» DATA EXTRACTS:
*-*-*
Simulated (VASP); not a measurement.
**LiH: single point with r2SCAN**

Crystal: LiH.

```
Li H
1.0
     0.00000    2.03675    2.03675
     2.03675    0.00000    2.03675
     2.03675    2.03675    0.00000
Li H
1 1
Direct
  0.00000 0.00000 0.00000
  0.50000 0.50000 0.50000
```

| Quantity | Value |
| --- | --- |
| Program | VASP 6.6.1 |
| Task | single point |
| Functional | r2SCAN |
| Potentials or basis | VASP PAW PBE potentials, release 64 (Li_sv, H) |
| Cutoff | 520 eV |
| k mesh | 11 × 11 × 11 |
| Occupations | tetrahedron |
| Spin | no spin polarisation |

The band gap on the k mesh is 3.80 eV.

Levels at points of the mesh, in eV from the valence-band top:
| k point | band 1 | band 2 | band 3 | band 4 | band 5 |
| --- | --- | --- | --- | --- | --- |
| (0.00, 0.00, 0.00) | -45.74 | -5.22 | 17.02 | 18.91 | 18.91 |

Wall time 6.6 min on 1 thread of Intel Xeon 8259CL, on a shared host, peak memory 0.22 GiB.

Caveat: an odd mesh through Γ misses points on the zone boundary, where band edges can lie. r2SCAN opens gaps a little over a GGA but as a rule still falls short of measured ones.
*-*-*

Looking at the entries above, can you reproduce exactly the lines from the one that holds "point with r2SCAN**" through the one that holds "Levels at points", and only those?

» ANSWER BOX:
**LiH: single point with r2SCAN**

Crystal: LiH.

```
Li H
1.0
     0.00000    2.03675    2.03675
     2.03675    0.00000    2.03675
     2.03675    2.03675    0.00000
Li H
1 1
Direct
  0.00000 0.00000 0.00000
  0.50000 0.50000 0.50000
```

| Quantity | Value |
| --- | --- |
| Program | VASP 6.6.1 |
| Task | single point |
| Functional | r2SCAN |
| Potentials or basis | VASP PAW PBE potentials, release 64 (Li_sv, H) |
| Cutoff | 520 eV |
| k mesh | 11 × 11 × 11 |
| Occupations | tetrahedron |
| Spin | no spin polarisation |

The band gap on the k mesh is 3.80 eV.

Levels at points of the mesh, in eV from the valence-band top:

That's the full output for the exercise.